WORK REQUEST: Beginning with the first line, please return the entries exactly through the line that contains "# Reading the logs of faulty runs: CFH3Si", and leave out all later lines.

- - -

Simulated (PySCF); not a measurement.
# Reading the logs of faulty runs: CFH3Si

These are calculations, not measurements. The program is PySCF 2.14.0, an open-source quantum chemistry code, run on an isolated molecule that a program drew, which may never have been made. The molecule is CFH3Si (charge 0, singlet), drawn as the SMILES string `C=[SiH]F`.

- - -

ANSWER SECTION:
Simulated (PySCF); not a measurement.
# Reading the logs of faulty runs: CFH3Si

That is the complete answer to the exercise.